= Work request =
Once you have read the data below, set it all down again exactly.

= Recorded information =
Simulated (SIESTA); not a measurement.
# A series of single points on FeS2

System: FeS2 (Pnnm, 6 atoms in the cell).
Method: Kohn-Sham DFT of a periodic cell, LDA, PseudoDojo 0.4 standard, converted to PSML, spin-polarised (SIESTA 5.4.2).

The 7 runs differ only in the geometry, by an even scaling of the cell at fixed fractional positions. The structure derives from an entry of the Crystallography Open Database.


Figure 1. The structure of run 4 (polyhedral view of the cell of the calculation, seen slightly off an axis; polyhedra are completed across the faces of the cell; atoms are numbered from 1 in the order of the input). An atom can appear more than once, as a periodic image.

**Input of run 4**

= Result =
Simulated (SIESTA); not a measurement.
# A series of single points on FeS2

System: FeS2 (Pnnm, 6 atoms in the cell).
Method: Kohn-Sham DFT of a periodic cell, LDA, PseudoDojo 0.4 standard, converted to PSML, spin-polarised (SIESTA 5.4.2).

The 7 runs differ only in the geometry, by an even scaling of the cell at fixed fractional positions. The structure derives from an entry of the Crystallography Open Database.


Figure 1. The structure of run 4 (polyhedral view of the cell of the calculation, seen slightly off an axis; polyhedra are completed across the faces of the cell; atoms are numbered from 1 in the order of the input). An atom can appear more than once, as a periodic image.

**Input of run 4**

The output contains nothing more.